> [Work item]:
The lines to reproduce run from the first one below to the line containing "Question: Which way", both included. Reproduce them exactly and nothing else.

___ Source data

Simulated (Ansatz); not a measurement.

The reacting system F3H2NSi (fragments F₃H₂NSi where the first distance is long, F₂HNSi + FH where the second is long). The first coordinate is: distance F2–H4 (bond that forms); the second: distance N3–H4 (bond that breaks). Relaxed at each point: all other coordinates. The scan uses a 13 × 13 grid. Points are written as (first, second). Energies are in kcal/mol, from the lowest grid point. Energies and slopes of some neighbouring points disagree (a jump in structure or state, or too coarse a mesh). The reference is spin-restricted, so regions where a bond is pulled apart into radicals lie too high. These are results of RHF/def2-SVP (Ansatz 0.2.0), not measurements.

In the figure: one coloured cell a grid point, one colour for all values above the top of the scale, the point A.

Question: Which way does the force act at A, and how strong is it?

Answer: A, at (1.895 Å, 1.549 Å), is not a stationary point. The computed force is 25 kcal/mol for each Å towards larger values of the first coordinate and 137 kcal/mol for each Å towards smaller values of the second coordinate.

______

> [Answer box]:
Simulated (Ansatz); not a measurement.

The reacting system F3H2NSi (fragments F₃H₂NSi where the first distance is long, F₂HNSi + FH where the second is long). The first coordinate is: distance F2–H4 (bond that forms); the second: distance N3–H4 (bond that breaks). Relaxed at each point: all other coordinates. The scan uses a 13 × 13 grid. Points are written as (first, second). Energies are in kcal/mol, from the lowest grid point. Energies and slopes of some neighbouring points disagree (a jump in structure or state, or too coarse a mesh). The reference is spin-restricted, so regions where a bond is pulled apart into radicals lie too high. These are results of RHF/def2-SVP (Ansatz 0.2.0), not measurements.

In the figure: one coloured cell a grid point, one colour for all values above the top of the scale, the point A.

Question: Which way does the force act at A, and how strong is it?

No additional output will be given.